ASSIGNED TASK:
For every entry below, retype it exactly as it reads.

DATASET RECORDS:
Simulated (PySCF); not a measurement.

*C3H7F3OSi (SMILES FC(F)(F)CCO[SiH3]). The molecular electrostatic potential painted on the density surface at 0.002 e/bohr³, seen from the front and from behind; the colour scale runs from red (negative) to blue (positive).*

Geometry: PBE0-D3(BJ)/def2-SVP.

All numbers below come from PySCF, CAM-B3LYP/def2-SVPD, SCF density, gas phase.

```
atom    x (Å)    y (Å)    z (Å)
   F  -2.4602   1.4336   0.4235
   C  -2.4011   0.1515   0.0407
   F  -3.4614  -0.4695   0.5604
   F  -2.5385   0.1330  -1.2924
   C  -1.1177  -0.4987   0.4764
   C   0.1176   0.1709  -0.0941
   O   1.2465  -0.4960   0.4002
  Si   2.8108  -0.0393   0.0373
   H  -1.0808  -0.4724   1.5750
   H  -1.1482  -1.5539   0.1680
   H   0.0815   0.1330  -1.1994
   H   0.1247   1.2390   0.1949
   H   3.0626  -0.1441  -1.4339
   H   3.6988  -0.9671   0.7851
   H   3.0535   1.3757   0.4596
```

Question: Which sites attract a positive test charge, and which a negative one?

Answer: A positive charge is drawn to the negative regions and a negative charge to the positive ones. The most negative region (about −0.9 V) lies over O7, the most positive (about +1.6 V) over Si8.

TASK OUTPUT:
Simulated (PySCF); not a measurement.

*C3H7F3OSi (SMILES FC(F)(F)CCO[SiH3]). The molecular electrostatic potential painted on the density surface at 0.002 e/bohr³, seen from the front and from behind; the colour scale runs from red (negative) to blue (positive).*

Geometry: PBE0-D3(BJ)/def2-SVP.

All numbers below come from PySCF, CAM-B3LYP/def2-SVPD, SCF density, gas phase.

```
atom    x (Å)    y (Å)    z (Å)
   F  -2.4602   1.4336   0.4235
   C  -2.4011   0.1515   0.0407
   F  -3.4614  -0.4695   0.5604
   F  -2.5385   0.1330  -1.2924
   C  -1.1177  -0.4987   0.4764
   C   0.1176   0.1709  -0.0941
   O   1.2465  -0.4960   0.4002
  Si   2.8108  -0.0393   0.0373
   H  -1.0808  -0.4724   1.5750
   H  -1.1482  -1.5539   0.1680
   H   0.0815   0.1330  -1.1994
   H   0.1247   1.2390   0.1949
   H   3.0626  -0.1441  -1.4339
   H   3.6988  -0.9671   0.7851
   H   3.0535   1.3757   0.4596
```

Question: Which sites attract a positive test charge, and which a negative one?

Answer: A positive charge is drawn to the negative regions and a negative charge to the positive ones. The most negative region (about −0.9 V) lies over O7, the most positive (about +1.6 V) over Si8.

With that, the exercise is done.